——
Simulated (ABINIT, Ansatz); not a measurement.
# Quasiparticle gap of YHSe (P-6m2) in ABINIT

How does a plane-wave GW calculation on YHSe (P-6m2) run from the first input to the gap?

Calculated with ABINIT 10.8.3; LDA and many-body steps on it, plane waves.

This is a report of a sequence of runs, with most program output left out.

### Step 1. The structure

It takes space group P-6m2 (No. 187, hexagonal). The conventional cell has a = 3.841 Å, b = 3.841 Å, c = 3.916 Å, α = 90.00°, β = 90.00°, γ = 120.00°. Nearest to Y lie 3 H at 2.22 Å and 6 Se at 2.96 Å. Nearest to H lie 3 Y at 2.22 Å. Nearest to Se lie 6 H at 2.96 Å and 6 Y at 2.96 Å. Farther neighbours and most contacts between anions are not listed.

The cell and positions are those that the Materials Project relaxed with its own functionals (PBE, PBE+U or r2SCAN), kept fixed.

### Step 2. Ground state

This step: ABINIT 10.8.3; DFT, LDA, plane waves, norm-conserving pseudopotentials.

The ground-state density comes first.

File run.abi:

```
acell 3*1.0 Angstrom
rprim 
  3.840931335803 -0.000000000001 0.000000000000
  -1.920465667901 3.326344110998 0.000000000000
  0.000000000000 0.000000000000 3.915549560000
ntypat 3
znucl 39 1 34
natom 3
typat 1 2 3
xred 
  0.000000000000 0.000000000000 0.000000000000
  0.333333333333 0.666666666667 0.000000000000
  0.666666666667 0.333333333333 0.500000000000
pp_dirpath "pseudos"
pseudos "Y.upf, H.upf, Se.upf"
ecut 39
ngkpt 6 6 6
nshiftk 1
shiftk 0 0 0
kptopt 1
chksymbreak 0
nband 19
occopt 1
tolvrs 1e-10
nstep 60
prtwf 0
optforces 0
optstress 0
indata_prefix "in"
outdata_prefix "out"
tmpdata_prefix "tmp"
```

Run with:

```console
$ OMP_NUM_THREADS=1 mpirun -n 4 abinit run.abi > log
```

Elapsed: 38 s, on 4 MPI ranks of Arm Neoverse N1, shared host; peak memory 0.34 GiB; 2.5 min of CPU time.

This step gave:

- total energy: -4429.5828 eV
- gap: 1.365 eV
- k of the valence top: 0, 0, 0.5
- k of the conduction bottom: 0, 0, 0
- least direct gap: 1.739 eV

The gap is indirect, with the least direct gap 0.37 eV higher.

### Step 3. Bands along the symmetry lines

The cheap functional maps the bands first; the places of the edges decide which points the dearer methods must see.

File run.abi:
——

Your output should be an exact copy of the lines from the top of the listing above to the line with "### Step 1. The structure", both ends included.

* [Solution]:
Simulated (ABINIT, Ansatz); not a measurement.
# Quasiparticle gap of YHSe (P-6m2) in ABINIT

How does a plane-wave GW calculation on YHSe (P-6m2) run from the first input to the gap?

Calculated with ABINIT 10.8.3; LDA and many-body steps on it, plane waves.

This is a report of a sequence of runs, with most program output left out.

### Step 1. The structure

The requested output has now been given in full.